_ _ _

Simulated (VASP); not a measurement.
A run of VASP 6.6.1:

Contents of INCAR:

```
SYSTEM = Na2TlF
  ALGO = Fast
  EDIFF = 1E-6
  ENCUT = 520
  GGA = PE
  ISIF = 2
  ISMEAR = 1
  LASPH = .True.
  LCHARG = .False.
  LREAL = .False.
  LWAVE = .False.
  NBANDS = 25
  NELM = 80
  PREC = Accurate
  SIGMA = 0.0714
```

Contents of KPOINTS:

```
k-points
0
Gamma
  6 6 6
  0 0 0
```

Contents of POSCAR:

_ _ _

Copy all the records above precisely.

Simulated (VASP); not a measurement.
A run of VASP 6.6.1:

Contents of INCAR:

```
SYSTEM = Na2TlF
  ALGO = Fast
  EDIFF = 1E-6
  ENCUT = 520
  GGA = PE
  ISIF = 2
  ISMEAR = 1
  LASPH = .True.
  LCHARG = .False.
  LREAL = .False.
  LWAVE = .False.
  NBANDS = 25
  NELM = 80
  PREC = Accurate
  SIGMA = 0.0714
```

Contents of KPOINTS:

```
k-points
0
Gamma
  6 6 6
  0 0 0
```

Contents of POSCAR:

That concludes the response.